### Required action
Copy the listing exactly. Omit nothing.

### Material shown
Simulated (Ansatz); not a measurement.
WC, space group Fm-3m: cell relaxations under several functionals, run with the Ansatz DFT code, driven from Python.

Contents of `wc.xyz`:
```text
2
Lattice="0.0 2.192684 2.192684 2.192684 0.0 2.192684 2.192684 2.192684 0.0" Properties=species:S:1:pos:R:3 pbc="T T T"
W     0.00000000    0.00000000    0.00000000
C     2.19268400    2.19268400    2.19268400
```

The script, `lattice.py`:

### Solution
Simulated (Ansatz); not a measurement.
WC, space group Fm-3m: cell relaxations under several functionals, run with the Ansatz DFT code, driven from Python.

Contents of `wc.xyz`:
```text
2
Lattice="0.0 2.192684 2.192684 2.192684 0.0 2.192684 2.192684 2.192684 0.0" Properties=species:S:1:pos:R:3 pbc="T T T"
W     0.00000000    0.00000000    0.00000000
C     2.19268400    2.19268400    2.19268400
```

The script, `lattice.py`:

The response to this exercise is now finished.